— REQUIREMENT —
Each entry needs to be reproduced verbatim.

— EXTRACTED INFORMATION —

*** Begin section ***

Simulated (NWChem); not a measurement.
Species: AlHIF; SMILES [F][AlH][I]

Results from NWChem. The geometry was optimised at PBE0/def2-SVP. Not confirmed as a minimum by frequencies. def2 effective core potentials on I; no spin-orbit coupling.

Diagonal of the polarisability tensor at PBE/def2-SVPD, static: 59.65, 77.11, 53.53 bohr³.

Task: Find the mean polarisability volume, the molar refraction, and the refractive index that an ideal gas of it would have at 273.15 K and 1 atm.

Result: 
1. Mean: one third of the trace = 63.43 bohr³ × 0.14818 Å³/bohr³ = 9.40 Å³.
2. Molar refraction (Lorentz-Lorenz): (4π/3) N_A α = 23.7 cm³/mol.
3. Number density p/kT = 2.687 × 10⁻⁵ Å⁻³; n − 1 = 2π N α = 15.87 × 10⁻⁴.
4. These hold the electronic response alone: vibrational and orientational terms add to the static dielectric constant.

*** End section ***

— ANSWER SECTION —
Simulated (NWChem); not a measurement.
Species: AlHIF; SMILES [F][AlH][I]

Results from NWChem. The geometry was optimised at PBE0/def2-SVP. Not confirmed as a minimum by frequencies. def2 effective core potentials on I; no spin-orbit coupling.

Diagonal of the polarisability tensor at PBE/def2-SVPD, static: 59.65, 77.11, 53.53 bohr³.

Task: Find the mean polarisability volume, the molar refraction, and the refractive index that an ideal gas of it would have at 273.15 K and 1 atm.

Result: 
1. Mean: one third of the trace = 63.43 bohr³ × 0.14818 Å³/bohr³ = 9.40 Å³.
2. Molar refraction (Lorentz-Lorenz): (4π/3) N_A α = 23.7 cm³/mol.
3. Number density p/kT = 2.687 × 10⁻⁵ Å⁻³; n − 1 = 2π N α = 15.87 × 10⁻⁴.
4. These hold the electronic response alone: vibrational and orientational terms add to the static dielectric constant.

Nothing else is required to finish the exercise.